GIVEN RECORDS:
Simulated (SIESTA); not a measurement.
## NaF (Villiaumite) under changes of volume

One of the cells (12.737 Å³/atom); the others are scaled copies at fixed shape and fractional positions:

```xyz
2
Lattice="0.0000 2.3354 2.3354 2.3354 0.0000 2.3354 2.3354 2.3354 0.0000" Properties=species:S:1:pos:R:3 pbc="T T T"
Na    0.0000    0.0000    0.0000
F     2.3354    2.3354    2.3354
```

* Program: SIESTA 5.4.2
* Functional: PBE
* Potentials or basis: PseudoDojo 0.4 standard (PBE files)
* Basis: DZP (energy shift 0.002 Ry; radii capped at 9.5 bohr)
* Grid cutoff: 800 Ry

WORK TASK: Retype the whole listing above exactly as it appears.

RESPONSE AREA:
Simulated (SIESTA); not a measurement.
## NaF (Villiaumite) under changes of volume

One of the cells (12.737 Å³/atom); the others are scaled copies at fixed shape and fractional positions:

```xyz
2
Lattice="0.0000 2.3354 2.3354 2.3354 0.0000 2.3354 2.3354 2.3354 0.0000" Properties=species:S:1:pos:R:3 pbc="T T T"
Na    0.0000    0.0000    0.0000
F     2.3354    2.3354    2.3354
```

* Program: SIESTA 5.4.2
* Functional: PBE
* Potentials or basis: PseudoDojo 0.4 standard (PBE files)
* Basis: DZP (energy shift 0.002 Ry; radii capped at 9.5 bohr)
* Grid cutoff: 800 Ry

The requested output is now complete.